#### Dataset extract
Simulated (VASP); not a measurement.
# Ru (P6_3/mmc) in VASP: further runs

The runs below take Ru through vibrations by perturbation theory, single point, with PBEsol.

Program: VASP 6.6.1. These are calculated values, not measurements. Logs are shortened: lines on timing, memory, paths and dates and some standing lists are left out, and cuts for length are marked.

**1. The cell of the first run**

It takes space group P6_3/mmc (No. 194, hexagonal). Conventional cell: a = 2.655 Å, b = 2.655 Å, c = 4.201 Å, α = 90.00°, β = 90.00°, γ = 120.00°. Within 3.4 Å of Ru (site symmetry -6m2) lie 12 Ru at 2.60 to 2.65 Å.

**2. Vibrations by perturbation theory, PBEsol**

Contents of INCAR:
########

- Work task
Each line of the data is to be transcribed exactly, with nothing left out.

- Response area
Simulated (VASP); not a measurement.
# Ru (P6_3/mmc) in VASP: further runs

The runs below take Ru through vibrations by perturbation theory, single point, with PBEsol.

Program: VASP 6.6.1. These are calculated values, not measurements. Logs are shortened: lines on timing, memory, paths and dates and some standing lists are left out, and cuts for length are marked.

**1. The cell of the first run**

It takes space group P6_3/mmc (No. 194, hexagonal). Conventional cell: a = 2.655 Å, b = 2.655 Å, c = 4.201 Å, α = 90.00°, β = 90.00°, γ = 120.00°. Within 3.4 Å of Ru (site symmetry -6m2) lie 12 Ru at 2.60 to 2.65 Å.

**2. Vibrations by perturbation theory, PBEsol**

Contents of INCAR:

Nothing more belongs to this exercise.